- Assignment -
Would you set down the complete data below, exactly as shown?

[Supplied entries — start]

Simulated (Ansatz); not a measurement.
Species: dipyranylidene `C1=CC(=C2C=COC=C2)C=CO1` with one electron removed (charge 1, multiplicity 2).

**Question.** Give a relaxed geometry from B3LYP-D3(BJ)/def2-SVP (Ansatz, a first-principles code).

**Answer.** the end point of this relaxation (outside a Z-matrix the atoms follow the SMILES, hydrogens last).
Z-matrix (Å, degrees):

[Supplied entries — finish]

- Result -
Simulated (Ansatz); not a measurement.
Species: dipyranylidene `C1=CC(=C2C=COC=C2)C=CO1` with one electron removed (charge 1, multiplicity 2).

**Question.** Give a relaxed geometry from B3LYP-D3(BJ)/def2-SVP (Ansatz, a first-principles code).

**Answer.** the end point of this relaxation (outside a Z-matrix the atoms follow the SMILES, hydrogens last).
Z-matrix (Å, degrees):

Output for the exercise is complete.